BRIEF — Find the line containing "(1) At PBE0/def2-TZVP, ΔE" in the records below. Copy exactly that line and each one after it, ending at the line containing "(2) ΔZPE = 29.5", and nothing more.

INFORMATION SHOWN —
+ + + +

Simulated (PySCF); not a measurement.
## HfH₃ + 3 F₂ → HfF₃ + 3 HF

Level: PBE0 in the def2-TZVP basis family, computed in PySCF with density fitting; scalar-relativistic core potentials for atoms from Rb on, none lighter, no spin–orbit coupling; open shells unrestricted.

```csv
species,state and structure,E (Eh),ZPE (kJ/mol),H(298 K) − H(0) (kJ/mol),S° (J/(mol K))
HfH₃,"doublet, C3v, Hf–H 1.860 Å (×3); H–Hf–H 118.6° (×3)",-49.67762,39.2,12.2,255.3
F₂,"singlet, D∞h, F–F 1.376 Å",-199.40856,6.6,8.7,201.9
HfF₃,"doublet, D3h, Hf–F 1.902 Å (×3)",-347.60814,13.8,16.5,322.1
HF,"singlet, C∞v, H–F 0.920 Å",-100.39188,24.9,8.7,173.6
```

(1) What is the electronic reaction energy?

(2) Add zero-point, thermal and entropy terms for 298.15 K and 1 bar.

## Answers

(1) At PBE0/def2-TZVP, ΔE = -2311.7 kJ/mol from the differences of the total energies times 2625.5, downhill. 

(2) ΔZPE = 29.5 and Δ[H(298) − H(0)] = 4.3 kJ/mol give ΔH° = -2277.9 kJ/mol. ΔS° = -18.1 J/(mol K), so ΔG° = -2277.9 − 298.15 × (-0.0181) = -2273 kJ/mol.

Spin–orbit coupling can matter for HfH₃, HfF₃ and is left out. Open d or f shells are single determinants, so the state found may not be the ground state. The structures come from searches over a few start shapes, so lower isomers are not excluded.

+ + + +

TASK RESPONSE —
(1) At PBE0/def2-TZVP, ΔE = -2311.7 kJ/mol from the differences of the total energies times 2625.5, downhill. 

(2) ΔZPE = 29.5 and Δ[H(298) − H(0)] = 4.3 kJ/mol give ΔH° = -2277.9 kJ/mol. ΔS° = -18.1 J/(mol K), so ΔG° = -2277.9 − 298.15 × (-0.0181) = -2273 kJ/mol.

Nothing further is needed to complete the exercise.